## Work order
Please restate exactly what appears in the records below from the first line to the line where "# RPA total" is, that line included.

[[ Records shown open ]]

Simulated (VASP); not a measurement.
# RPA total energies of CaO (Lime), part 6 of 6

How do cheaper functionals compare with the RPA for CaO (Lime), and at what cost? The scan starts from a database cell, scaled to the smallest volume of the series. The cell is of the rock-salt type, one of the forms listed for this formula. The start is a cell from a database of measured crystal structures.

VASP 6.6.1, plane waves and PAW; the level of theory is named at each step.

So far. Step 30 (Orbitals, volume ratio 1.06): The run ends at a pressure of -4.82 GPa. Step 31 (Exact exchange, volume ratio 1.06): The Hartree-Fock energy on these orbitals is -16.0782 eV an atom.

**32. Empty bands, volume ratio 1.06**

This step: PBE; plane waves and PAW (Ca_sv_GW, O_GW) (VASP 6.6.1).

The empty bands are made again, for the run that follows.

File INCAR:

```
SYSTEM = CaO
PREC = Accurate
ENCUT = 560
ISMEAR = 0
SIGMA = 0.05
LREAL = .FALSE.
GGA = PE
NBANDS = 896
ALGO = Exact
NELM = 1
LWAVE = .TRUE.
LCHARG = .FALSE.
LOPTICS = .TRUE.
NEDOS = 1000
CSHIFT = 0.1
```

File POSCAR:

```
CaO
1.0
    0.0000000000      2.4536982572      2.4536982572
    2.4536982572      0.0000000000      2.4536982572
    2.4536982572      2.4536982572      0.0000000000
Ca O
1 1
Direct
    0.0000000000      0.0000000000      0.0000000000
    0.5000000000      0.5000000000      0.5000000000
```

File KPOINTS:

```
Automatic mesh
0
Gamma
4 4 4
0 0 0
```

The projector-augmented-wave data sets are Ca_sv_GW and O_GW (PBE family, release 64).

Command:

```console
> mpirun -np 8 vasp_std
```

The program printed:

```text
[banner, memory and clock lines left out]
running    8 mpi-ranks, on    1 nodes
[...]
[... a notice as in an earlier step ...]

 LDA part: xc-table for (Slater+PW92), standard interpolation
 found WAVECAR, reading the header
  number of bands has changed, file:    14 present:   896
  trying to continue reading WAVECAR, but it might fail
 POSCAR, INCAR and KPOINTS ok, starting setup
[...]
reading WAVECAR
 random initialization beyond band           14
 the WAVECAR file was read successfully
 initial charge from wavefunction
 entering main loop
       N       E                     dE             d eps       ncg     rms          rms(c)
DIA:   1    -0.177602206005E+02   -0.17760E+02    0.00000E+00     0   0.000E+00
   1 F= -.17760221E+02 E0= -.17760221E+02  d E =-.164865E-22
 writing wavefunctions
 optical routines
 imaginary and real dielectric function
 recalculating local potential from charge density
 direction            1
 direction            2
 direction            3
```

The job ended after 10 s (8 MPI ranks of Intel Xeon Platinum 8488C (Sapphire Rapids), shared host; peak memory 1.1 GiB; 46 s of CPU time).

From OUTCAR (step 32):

[[ Records shown closed ]]

## Answer space
Simulated (VASP); not a measurement.
# RPA total energies of CaO (Lime), part 6 of 6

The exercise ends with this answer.